◆ EXERCISE
Repeat every entry exactly as it appears.

◆ RECORDED INFORMATION
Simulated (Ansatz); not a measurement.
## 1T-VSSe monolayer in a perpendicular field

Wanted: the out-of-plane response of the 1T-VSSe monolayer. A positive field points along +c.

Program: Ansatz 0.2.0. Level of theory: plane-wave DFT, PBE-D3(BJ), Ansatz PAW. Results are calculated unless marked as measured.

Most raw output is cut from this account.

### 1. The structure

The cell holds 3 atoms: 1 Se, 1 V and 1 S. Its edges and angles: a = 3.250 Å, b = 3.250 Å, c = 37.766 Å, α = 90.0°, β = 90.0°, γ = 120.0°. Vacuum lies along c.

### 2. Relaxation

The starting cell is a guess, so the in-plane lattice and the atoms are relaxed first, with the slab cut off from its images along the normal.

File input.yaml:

◆ REPLY
Simulated (Ansatz); not a measurement.
## 1T-VSSe monolayer in a perpendicular field

Wanted: the out-of-plane response of the 1T-VSSe monolayer. A positive field points along +c.

Program: Ansatz 0.2.0. Level of theory: plane-wave DFT, PBE-D3(BJ), Ansatz PAW. Results are calculated unless marked as measured.

Most raw output is cut from this account.

### 1. The structure

The cell holds 3 atoms: 1 Se, 1 V and 1 S. Its edges and angles: a = 3.250 Å, b = 3.250 Å, c = 37.766 Å, α = 90.0°, β = 90.0°, γ = 120.0°. Vacuum lies along c.

### 2. Relaxation

The starting cell is a guess, so the in-plane lattice and the atoms are relaxed first, with the slab cut off from its images along the normal.

File input.yaml:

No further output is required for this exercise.